### BRIEF
Output every record below precisely as it is written.

----- RECORDS SUPPLIED

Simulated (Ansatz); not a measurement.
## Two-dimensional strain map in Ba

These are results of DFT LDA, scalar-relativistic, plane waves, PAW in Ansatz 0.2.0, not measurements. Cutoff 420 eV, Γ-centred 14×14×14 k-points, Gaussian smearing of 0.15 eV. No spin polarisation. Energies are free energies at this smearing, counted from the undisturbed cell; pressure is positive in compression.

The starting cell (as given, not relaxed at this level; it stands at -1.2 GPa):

----------

### TASK RESULT
Simulated (Ansatz); not a measurement.
## Two-dimensional strain map in Ba

These are results of DFT LDA, scalar-relativistic, plane waves, PAW in Ansatz 0.2.0, not measurements. Cutoff 420 eV, Γ-centred 14×14×14 k-points, Gaussian smearing of 0.15 eV. No spin polarisation. Energies are free energies at this smearing, counted from the undisturbed cell; pressure is positive in compression.

The starting cell (as given, not relaxed at this level; it stands at -1.2 GPa):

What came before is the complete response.